● Work request: Below is a listing; repeat exactly the lines from the one containing "Levels at points" to the one containing "25 | band 26 |", both included.

----- Material shown

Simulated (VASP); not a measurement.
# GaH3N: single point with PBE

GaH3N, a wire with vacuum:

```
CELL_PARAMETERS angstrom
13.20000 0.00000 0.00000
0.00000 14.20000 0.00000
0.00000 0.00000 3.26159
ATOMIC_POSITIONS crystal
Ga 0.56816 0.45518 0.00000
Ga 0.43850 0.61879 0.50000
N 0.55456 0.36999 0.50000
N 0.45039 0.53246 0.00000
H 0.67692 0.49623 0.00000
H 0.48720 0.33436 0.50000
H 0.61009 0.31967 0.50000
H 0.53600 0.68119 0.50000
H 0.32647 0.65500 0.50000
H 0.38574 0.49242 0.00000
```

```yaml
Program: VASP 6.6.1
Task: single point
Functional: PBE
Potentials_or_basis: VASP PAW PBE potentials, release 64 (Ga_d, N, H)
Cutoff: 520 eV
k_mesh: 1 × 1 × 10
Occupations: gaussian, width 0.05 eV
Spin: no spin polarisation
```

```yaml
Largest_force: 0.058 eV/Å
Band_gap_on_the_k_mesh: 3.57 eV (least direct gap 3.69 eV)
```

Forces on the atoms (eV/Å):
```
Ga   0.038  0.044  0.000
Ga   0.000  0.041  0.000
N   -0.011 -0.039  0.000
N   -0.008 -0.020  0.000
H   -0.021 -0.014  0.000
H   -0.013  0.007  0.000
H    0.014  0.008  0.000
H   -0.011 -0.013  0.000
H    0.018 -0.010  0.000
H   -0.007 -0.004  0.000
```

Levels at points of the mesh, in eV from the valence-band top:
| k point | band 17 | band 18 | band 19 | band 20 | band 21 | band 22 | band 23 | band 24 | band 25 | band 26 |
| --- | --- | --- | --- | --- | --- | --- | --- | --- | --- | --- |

----------

● Worked solution:
Levels at points of the mesh, in eV from the valence-band top:
| k point | band 17 | band 18 | band 19 | band 20 | band 21 | band 22 | band 23 | band 24 | band 25 | band 26 |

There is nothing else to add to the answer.